Assignment:
In the data below, find the line containing "This isn't the", then set down that line and every later line up to and including the line containing "A k mesh can miss the band edges.", exactly.

Data section:
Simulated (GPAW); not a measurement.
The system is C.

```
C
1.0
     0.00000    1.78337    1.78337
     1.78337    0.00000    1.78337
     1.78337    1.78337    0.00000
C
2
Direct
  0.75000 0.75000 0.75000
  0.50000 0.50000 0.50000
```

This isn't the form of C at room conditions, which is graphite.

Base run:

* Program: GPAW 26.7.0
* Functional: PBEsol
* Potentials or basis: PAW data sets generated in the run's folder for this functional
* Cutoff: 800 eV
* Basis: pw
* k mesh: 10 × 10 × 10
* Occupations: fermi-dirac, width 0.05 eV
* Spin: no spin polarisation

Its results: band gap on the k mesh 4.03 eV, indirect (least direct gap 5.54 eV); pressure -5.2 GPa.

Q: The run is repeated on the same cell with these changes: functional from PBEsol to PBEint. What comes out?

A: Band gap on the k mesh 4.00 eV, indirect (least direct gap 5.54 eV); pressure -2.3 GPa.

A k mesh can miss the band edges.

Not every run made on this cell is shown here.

Result:
This isn't the form of C at room conditions, which is graphite.

Base run:

* Program: GPAW 26.7.0
* Functional: PBEsol
* Potentials or basis: PAW data sets generated in the run's folder for this functional
* Cutoff: 800 eV
* Basis: pw
* k mesh: 10 × 10 × 10
* Occupations: fermi-dirac, width 0.05 eV
* Spin: no spin polarisation

Its results: band gap on the k mesh 4.03 eV, indirect (least direct gap 5.54 eV); pressure -5.2 GPa.

Q: The run is repeated on the same cell with these changes: functional from PBEsol to PBEint. What comes out?

A: Band gap on the k mesh 4.00 eV, indirect (least direct gap 5.54 eV); pressure -2.3 GPa.

A k mesh can miss the band edges.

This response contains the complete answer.